= = = = =

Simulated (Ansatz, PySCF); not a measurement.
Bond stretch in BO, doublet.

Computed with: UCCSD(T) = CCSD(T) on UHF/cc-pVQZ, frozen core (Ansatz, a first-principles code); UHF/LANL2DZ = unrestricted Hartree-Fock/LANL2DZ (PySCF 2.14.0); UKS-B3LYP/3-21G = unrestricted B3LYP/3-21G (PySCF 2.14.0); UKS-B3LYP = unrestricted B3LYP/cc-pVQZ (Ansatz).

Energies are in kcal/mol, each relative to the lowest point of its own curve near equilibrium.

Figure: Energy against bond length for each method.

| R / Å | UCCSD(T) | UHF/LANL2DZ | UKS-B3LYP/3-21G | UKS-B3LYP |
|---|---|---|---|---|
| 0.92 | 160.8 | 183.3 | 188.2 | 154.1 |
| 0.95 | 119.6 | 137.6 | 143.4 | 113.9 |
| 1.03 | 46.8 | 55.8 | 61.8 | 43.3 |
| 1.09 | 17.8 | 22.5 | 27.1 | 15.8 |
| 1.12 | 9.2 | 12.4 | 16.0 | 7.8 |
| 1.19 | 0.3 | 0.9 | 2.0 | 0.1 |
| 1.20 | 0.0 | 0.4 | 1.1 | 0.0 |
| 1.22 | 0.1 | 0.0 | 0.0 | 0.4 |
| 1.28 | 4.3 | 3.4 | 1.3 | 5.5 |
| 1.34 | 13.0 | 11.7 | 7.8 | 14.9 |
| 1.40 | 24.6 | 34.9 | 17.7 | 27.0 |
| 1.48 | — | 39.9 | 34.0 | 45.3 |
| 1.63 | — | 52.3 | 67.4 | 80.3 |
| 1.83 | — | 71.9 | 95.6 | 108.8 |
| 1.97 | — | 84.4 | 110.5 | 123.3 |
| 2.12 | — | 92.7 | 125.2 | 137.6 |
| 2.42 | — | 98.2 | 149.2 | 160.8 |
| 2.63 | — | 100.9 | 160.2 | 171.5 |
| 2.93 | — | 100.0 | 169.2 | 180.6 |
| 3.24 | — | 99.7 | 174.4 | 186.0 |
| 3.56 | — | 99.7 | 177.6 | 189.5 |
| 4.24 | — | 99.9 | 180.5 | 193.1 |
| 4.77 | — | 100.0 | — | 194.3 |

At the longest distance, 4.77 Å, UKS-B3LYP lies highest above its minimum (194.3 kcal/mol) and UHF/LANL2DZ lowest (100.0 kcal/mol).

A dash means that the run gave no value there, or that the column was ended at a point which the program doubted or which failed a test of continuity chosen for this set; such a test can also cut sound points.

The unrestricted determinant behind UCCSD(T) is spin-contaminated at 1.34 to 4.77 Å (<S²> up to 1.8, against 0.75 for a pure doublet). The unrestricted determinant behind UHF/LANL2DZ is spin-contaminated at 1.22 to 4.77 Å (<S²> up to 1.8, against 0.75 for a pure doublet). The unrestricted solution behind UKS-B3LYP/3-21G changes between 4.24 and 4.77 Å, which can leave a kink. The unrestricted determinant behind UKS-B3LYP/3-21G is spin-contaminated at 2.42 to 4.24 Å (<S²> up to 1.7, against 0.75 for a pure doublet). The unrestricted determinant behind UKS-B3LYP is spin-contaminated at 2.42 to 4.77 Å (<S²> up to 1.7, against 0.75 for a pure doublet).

= = = = =

- _Assignment_
Give the exact lines, and only those, from the line containing "110.5 | 123.3 |" through the line containing "A dash means" in the entries above.

- _Exercise output_
| 1.97 | — | 84.4 | 110.5 | 123.3 |
| 2.12 | — | 92.7 | 125.2 | 137.6 |
| 2.42 | — | 98.2 | 149.2 | 160.8 |
| 2.63 | — | 100.9 | 160.2 | 171.5 |
| 2.93 | — | 100.0 | 169.2 | 180.6 |
| 3.24 | — | 99.7 | 174.4 | 186.0 |
| 3.56 | — | 99.7 | 177.6 | 189.5 |
| 4.24 | — | 99.9 | 180.5 | 193.1 |
| 4.77 | — | 100.0 | — | 194.3 |

At the longest distance, 4.77 Å, UKS-B3LYP lies highest above its minimum (194.3 kcal/mol) and UHF/LANL2DZ lowest (100.0 kcal/mol).

A dash means that the run gave no value there, or that the column was ended at a point which the program doubted or which failed a test of continuity chosen for this set; such a test can also cut sound points.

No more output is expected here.